* Work item: Every entry needs to appear again exactly as written below.

* Data for review:
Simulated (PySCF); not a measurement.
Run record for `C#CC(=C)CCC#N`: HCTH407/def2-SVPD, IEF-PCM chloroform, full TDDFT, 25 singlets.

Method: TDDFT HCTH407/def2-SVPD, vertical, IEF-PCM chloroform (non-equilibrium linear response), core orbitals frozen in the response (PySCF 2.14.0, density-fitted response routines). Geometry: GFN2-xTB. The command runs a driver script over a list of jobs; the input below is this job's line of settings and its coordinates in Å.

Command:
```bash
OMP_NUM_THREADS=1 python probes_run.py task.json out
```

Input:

* Written reply:
Simulated (PySCF); not a measurement.
Run record for `C#CC(=C)CCC#N`: HCTH407/def2-SVPD, IEF-PCM chloroform, full TDDFT, 25 singlets.

Method: TDDFT HCTH407/def2-SVPD, vertical, IEF-PCM chloroform (non-equilibrium linear response), core orbitals frozen in the response (PySCF 2.14.0, density-fitted response routines). Geometry: GFN2-xTB. The command runs a driver script over a list of jobs; the input below is this job's line of settings and its coordinates in Å.

Command:
```bash
OMP_NUM_THREADS=1 python probes_run.py task.json out
```

Input:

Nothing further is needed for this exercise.